(The data)

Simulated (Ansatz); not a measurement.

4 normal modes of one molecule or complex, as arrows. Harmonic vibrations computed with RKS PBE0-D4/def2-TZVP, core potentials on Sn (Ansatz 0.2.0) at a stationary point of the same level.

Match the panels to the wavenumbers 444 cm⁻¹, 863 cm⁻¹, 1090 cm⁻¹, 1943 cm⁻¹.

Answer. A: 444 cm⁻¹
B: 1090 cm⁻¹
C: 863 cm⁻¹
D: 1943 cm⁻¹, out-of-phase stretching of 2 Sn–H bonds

(End The data)

[Assigned task]: Your answer should be the lines above from the one containing "B: 1090 cm⁻¹" through the one containing "C: 863 cm⁻¹", copied exactly and with both ends kept.

[Response area]:
B: 1090 cm⁻¹
C: 863 cm⁻¹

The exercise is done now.